· · · ·
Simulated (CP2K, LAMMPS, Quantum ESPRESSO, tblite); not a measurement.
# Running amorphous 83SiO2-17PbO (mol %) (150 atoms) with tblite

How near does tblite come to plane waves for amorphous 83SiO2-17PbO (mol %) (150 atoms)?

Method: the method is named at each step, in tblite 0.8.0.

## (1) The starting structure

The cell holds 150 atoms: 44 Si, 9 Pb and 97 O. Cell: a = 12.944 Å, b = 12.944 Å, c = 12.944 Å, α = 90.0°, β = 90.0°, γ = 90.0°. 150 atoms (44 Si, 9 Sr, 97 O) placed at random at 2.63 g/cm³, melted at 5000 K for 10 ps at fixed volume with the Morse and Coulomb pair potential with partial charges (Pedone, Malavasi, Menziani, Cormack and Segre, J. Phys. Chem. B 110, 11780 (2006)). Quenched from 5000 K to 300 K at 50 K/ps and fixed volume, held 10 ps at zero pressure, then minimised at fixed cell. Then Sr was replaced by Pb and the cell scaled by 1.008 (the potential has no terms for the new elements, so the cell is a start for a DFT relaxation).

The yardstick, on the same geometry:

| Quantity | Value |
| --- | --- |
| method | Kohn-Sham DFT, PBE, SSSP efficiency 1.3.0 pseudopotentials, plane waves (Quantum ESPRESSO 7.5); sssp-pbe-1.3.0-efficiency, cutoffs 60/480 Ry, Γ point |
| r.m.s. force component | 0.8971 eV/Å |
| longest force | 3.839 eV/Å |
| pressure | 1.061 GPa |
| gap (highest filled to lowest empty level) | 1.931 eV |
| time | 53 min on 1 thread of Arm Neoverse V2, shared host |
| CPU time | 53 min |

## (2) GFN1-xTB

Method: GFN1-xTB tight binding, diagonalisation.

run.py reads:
· · · ·

Lines from the beginning of the data above through the line containing "## (1) The starting structure" are to be returned exactly, and no others.

◆ Expected answer:
Simulated (CP2K, LAMMPS, Quantum ESPRESSO, tblite); not a measurement.
# Running amorphous 83SiO2-17PbO (mol %) (150 atoms) with tblite

How near does tblite come to plane waves for amorphous 83SiO2-17PbO (mol %) (150 atoms)?

Method: the method is named at each step, in tblite 0.8.0.

## (1) The starting structure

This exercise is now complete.